▸ Assignment
When you find the line with "### Question" among the records below, reproduce it and each line after it exactly, ending with the line with "- H₂N–GeH₃ + H₂B–OH, ΔG(1200 K): +16.0".

:: Information

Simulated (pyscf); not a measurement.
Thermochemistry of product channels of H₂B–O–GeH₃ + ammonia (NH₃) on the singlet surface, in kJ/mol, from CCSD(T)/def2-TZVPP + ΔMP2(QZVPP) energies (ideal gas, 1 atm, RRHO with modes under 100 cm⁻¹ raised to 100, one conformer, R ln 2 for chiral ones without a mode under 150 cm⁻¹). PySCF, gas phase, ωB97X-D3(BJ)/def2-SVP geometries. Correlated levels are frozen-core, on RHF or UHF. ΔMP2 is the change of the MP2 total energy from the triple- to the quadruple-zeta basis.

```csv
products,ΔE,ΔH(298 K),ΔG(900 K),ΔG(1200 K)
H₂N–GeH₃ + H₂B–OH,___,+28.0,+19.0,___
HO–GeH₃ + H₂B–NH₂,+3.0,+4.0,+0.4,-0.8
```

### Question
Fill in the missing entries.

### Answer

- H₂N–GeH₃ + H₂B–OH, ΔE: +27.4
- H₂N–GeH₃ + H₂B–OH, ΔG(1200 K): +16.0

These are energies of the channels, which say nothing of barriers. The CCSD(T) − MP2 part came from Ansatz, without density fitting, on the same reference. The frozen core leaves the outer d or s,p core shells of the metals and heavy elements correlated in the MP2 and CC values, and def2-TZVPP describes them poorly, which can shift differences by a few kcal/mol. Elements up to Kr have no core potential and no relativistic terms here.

::::

▸ Written reply
### Question
Fill in the missing entries.

### Answer

- H₂N–GeH₃ + H₂B–OH, ΔE: +27.4
- H₂N–GeH₃ + H₂B–OH, ΔG(1200 K): +16.0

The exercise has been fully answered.